◆ Supplied data
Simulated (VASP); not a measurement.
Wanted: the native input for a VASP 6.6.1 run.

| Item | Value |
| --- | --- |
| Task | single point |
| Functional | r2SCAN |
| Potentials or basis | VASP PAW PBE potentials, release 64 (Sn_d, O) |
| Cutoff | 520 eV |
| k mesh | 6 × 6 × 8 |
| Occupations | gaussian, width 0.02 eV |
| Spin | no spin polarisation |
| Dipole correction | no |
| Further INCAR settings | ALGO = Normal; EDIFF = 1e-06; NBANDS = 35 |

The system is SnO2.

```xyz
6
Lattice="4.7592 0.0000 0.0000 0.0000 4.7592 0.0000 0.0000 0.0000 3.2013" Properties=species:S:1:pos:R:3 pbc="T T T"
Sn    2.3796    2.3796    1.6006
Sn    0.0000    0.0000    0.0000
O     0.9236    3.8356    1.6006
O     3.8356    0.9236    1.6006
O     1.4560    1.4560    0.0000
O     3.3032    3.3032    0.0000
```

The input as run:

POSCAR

◆ Assigned task
Give back the material above in full, exactly as it reads.

◆ Worked solution
Simulated (VASP); not a measurement.
Wanted: the native input for a VASP 6.6.1 run.

| Item | Value |
| --- | --- |
| Task | single point |
| Functional | r2SCAN |
| Potentials or basis | VASP PAW PBE potentials, release 64 (Sn_d, O) |
| Cutoff | 520 eV |
| k mesh | 6 × 6 × 8 |
| Occupations | gaussian, width 0.02 eV |
| Spin | no spin polarisation |
| Dipole correction | no |
| Further INCAR settings | ALGO = Normal; EDIFF = 1e-06; NBANDS = 35 |

The system is SnO2.

```xyz
6
Lattice="4.7592 0.0000 0.0000 0.0000 4.7592 0.0000 0.0000 0.0000 3.2013" Properties=species:S:1:pos:R:3 pbc="T T T"
Sn    2.3796    2.3796    1.6006
Sn    0.0000    0.0000    0.0000
O     0.9236    3.8356    1.6006
O     3.8356    0.9236    1.6006
O     1.4560    1.4560    0.0000
O     3.3032    3.3032    0.0000
```

The input as run:

POSCAR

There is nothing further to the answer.